Segment Open

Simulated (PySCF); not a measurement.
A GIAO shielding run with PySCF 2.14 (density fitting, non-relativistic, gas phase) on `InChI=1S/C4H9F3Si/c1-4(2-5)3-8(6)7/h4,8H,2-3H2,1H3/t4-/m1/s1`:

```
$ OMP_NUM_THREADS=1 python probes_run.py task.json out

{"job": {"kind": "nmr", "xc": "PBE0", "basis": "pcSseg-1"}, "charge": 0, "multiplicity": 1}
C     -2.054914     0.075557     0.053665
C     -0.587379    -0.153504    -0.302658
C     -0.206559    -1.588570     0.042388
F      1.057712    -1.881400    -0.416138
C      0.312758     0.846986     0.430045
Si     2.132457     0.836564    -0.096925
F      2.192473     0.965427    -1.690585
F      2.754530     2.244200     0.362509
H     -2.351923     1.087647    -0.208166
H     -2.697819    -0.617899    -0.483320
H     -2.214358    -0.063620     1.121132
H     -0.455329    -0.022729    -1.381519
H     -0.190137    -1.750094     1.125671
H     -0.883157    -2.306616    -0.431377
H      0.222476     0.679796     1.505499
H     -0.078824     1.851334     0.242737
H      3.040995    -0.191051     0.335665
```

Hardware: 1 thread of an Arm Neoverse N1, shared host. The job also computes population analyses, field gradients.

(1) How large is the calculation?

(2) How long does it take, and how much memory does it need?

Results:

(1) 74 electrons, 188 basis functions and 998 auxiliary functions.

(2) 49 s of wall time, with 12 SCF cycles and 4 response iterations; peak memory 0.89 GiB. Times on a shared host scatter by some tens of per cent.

Segment Closed

--- Work item ---
Copy word for word the stretch of entries above from the line that has "Hardware: 1 thread" through the line that has "(1) 74 electrons, 188", both ends included, and nothing outside it.

--- Answer section ---
Hardware: 1 thread of an Arm Neoverse N1, shared host. The job also computes population analyses, field gradients.

(1) How large is the calculation?

(2) How long does it take, and how much memory does it need?

Results:

(1) 74 electrons, 188 basis functions and 998 auxiliary functions.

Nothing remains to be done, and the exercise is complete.